§ **Brief**: Output every line of the listing as it stands.

§ **Data extract**:
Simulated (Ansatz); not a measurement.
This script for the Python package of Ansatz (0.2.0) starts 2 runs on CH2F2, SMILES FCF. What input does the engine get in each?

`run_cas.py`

§ **Response area**:
Simulated (Ansatz); not a measurement.
This script for the Python package of Ansatz (0.2.0) starts 2 runs on CH2F2, SMILES FCF. What input does the engine get in each?

`run_cas.py`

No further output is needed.